Work instruction:
Each line of the data must be copied exactly.

[[ Information supplied, beginning ]]
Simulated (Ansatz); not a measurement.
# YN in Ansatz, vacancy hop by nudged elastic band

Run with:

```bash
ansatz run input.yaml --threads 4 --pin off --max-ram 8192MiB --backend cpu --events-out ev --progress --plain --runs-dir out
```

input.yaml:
[[ Information supplied, end ]]

Answer section:
Simulated (Ansatz); not a measurement.
# YN in Ansatz, vacancy hop by nudged elastic band

Run with:

```bash
ansatz run input.yaml --threads 4 --pin off --max-ram 8192MiB --backend cpu --events-out ev --progress --plain --runs-dir out
```

input.yaml:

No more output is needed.